#### INFORMATION PROVIDED
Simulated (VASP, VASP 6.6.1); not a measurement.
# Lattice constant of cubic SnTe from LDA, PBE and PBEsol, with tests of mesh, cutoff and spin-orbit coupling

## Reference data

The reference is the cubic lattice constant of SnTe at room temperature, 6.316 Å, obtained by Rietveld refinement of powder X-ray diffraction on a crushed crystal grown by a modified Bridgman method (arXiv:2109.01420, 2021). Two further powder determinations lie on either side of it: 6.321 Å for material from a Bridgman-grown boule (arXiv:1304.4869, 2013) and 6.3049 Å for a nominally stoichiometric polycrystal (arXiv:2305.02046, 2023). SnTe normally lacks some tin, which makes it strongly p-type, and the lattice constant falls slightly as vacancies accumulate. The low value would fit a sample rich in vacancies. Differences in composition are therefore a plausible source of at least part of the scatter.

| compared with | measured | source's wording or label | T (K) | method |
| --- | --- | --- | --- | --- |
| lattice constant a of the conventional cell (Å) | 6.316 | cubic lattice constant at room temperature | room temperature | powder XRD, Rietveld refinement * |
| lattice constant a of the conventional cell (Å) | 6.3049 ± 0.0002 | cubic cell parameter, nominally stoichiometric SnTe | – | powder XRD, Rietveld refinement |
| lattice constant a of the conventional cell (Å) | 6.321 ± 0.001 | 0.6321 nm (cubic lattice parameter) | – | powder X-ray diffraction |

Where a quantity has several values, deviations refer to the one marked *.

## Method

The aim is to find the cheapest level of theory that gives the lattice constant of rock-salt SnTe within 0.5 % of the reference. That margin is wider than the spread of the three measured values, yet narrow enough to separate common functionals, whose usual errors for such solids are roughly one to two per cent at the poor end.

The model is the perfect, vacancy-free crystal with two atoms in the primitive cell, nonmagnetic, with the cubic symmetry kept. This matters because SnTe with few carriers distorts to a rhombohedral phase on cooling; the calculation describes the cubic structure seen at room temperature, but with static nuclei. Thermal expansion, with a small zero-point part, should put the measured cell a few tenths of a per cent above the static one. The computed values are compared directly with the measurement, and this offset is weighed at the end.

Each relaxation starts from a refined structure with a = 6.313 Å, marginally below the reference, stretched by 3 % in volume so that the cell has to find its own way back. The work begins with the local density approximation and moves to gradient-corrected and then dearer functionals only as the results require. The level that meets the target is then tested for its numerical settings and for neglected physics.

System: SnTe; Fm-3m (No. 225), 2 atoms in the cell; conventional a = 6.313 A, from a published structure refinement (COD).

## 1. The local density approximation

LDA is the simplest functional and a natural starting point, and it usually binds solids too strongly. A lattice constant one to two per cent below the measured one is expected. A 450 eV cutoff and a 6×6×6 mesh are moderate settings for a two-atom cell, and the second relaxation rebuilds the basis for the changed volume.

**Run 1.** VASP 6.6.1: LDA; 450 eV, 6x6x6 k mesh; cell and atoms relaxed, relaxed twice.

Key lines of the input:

#### REQUIREMENT
The entries above hold the needed span. Transcribe exactly the lines from the one with "System: SnTe; Fm-3m" to the one with "relaxed, relaxed twice.", both included.

#### ANSWER SPACE
System: SnTe; Fm-3m (No. 225), 2 atoms in the cell; conventional a = 6.313 A, from a published structure refinement (COD).

## 1. The local density approximation

LDA is the simplest functional and a natural starting point, and it usually binds solids too strongly. A lattice constant one to two per cent below the measured one is expected. A 450 eV cutoff and a 6×6×6 mesh are moderate settings for a two-atom cell, and the second relaxation rebuilds the basis for the changed volume.

**Run 1.** VASP 6.6.1: LDA; 450 eV, 6x6x6 k mesh; cell and atoms relaxed, relaxed twice.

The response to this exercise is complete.